> Brief
Only the lines from the first line of the records through the line containing "electrons | 27 |" belong in the answer. Copy them exactly.

*** Excerpted records ***

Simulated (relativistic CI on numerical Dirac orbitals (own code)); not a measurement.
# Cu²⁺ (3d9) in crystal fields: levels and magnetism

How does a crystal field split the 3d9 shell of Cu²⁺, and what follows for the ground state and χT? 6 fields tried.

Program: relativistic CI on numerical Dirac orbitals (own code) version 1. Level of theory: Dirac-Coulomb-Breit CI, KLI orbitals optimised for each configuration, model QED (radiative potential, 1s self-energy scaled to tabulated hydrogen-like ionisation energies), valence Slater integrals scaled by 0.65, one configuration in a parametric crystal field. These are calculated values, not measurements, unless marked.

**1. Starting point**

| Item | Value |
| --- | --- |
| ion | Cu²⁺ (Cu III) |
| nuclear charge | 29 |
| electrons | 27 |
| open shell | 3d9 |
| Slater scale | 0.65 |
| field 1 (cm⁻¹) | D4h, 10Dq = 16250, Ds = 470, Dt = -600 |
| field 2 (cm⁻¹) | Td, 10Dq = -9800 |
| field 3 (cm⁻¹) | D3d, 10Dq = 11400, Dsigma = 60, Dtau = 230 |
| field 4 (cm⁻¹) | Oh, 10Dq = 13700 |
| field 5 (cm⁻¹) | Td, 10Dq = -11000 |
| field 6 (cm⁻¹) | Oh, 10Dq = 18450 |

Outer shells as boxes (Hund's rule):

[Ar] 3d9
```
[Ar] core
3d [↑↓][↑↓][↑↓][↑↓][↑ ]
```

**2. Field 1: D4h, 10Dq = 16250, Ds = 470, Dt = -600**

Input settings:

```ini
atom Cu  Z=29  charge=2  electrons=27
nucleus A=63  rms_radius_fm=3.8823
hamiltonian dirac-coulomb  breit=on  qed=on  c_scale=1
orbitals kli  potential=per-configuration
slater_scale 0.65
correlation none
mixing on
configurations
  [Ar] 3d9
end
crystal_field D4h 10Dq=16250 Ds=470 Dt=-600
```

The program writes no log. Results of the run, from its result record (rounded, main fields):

*** End of Excerpted records ***

> Answer area
Simulated (relativistic CI on numerical Dirac orbitals (own code)); not a measurement.
# Cu²⁺ (3d9) in crystal fields: levels and magnetism

How does a crystal field split the 3d9 shell of Cu²⁺, and what follows for the ground state and χT? 6 fields tried.

Program: relativistic CI on numerical Dirac orbitals (own code) version 1. Level of theory: Dirac-Coulomb-Breit CI, KLI orbitals optimised for each configuration, model QED (radiative potential, 1s self-energy scaled to tabulated hydrogen-like ionisation energies), valence Slater integrals scaled by 0.65, one configuration in a parametric crystal field. These are calculated values, not measurements, unless marked.

**1. Starting point**

| Item | Value |
| --- | --- |
| ion | Cu²⁺ (Cu III) |
| nuclear charge | 29 |
| electrons | 27 |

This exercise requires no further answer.